ASSIGNED TASK
Copy the listing out exactly as shown.

Start of RECORDS SUPPLIED

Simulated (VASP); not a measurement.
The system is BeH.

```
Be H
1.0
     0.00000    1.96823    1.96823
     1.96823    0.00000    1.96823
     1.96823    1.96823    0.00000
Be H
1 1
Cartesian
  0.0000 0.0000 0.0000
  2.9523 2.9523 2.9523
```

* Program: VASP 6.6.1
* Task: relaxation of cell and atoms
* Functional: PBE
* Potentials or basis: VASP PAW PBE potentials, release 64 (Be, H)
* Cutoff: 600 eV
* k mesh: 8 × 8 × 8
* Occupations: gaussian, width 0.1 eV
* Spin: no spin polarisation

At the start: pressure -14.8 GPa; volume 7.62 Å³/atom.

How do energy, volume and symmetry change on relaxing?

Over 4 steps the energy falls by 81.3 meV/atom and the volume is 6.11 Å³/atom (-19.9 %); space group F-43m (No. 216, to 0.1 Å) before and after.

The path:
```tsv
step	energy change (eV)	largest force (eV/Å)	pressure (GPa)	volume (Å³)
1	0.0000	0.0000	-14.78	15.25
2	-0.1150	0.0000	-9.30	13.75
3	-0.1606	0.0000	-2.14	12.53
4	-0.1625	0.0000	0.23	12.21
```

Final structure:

End of RECORDS SUPPLIED

EXPECTED ANSWER
Simulated (VASP); not a measurement.
The system is BeH.

```
Be H
1.0
     0.00000    1.96823    1.96823
     1.96823    0.00000    1.96823
     1.96823    1.96823    0.00000
Be H
1 1
Cartesian
  0.0000 0.0000 0.0000
  2.9523 2.9523 2.9523
```

* Program: VASP 6.6.1
* Task: relaxation of cell and atoms
* Functional: PBE
* Potentials or basis: VASP PAW PBE potentials, release 64 (Be, H)
* Cutoff: 600 eV
* k mesh: 8 × 8 × 8
* Occupations: gaussian, width 0.1 eV
* Spin: no spin polarisation

At the start: pressure -14.8 GPa; volume 7.62 Å³/atom.

How do energy, volume and symmetry change on relaxing?

Over 4 steps the energy falls by 81.3 meV/atom and the volume is 6.11 Å³/atom (-19.9 %); space group F-43m (No. 216, to 0.1 Å) before and after.

The path:
```tsv
step	energy change (eV)	largest force (eV/Å)	pressure (GPa)	volume (Å³)
1	0.0000	0.0000	-14.78	15.25
2	-0.1150	0.0000	-9.30	13.75
3	-0.1606	0.0000	-2.14	12.53
4	-0.1625	0.0000	0.23	12.21
```

Final structure:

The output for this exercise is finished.